== WORK INSTRUCTION ==
Reproduce the records below exactly as they are written.

== DATA EXCERPTS ==
————————

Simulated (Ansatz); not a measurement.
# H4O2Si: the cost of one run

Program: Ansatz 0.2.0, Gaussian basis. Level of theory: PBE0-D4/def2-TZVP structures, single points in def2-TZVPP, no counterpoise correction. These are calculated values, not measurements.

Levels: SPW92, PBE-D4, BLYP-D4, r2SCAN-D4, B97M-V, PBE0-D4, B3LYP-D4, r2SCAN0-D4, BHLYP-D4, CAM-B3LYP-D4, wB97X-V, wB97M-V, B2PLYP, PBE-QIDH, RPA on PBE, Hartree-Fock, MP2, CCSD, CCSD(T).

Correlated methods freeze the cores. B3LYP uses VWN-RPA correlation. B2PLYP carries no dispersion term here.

————————

== WRITTEN SOLUTION ==
Simulated (Ansatz); not a measurement.
# H4O2Si: the cost of one run

Program: Ansatz 0.2.0, Gaussian basis. Level of theory: PBE0-D4/def2-TZVP structures, single points in def2-TZVPP, no counterpoise correction. These are calculated values, not measurements.

Levels: SPW92, PBE-D4, BLYP-D4, r2SCAN-D4, B97M-V, PBE0-D4, B3LYP-D4, r2SCAN0-D4, BHLYP-D4, CAM-B3LYP-D4, wB97X-V, wB97M-V, B2PLYP, PBE-QIDH, RPA on PBE, Hartree-Fock, MP2, CCSD, CCSD(T).

Correlated methods freeze the cores. B3LYP uses VWN-RPA correlation. B2PLYP carries no dispersion term here.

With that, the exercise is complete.